RECORD SET:
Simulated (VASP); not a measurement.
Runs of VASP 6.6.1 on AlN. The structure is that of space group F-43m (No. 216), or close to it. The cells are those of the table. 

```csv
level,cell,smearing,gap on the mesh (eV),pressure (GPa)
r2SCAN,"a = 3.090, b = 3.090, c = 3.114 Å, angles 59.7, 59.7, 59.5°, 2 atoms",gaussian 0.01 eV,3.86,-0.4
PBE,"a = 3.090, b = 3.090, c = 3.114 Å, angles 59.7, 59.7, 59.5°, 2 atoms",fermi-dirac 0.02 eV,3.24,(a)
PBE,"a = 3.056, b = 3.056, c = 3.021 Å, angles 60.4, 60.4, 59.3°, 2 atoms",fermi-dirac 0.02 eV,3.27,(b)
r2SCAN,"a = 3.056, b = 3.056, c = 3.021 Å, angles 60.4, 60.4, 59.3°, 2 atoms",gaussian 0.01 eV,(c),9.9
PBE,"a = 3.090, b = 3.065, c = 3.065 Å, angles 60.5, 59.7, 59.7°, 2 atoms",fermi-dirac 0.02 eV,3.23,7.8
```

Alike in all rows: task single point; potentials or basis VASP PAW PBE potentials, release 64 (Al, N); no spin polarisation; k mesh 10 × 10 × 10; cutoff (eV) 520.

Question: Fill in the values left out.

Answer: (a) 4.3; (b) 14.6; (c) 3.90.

ACTION ITEM:
Restate the data verbatim through the "Question: Fill in the values left out." line.

WORKED SOLUTION:
Simulated (VASP); not a measurement.
Runs of VASP 6.6.1 on AlN. The structure is that of space group F-43m (No. 216), or close to it. The cells are those of the table. 

```csv
level,cell,smearing,gap on the mesh (eV),pressure (GPa)
r2SCAN,"a = 3.090, b = 3.090, c = 3.114 Å, angles 59.7, 59.7, 59.5°, 2 atoms",gaussian 0.01 eV,3.86,-0.4
PBE,"a = 3.090, b = 3.090, c = 3.114 Å, angles 59.7, 59.7, 59.5°, 2 atoms",fermi-dirac 0.02 eV,3.24,(a)
PBE,"a = 3.056, b = 3.056, c = 3.021 Å, angles 60.4, 60.4, 59.3°, 2 atoms",fermi-dirac 0.02 eV,3.27,(b)
r2SCAN,"a = 3.056, b = 3.056, c = 3.021 Å, angles 60.4, 60.4, 59.3°, 2 atoms",gaussian 0.01 eV,(c),9.9
PBE,"a = 3.090, b = 3.065, c = 3.065 Å, angles 60.5, 59.7, 59.7°, 2 atoms",fermi-dirac 0.02 eV,3.23,7.8
```

Alike in all rows: task single point; potentials or basis VASP PAW PBE potentials, release 64 (Al, N); no spin polarisation; k mesh 10 × 10 × 10; cutoff (eV) 520.

Question: Fill in the values left out.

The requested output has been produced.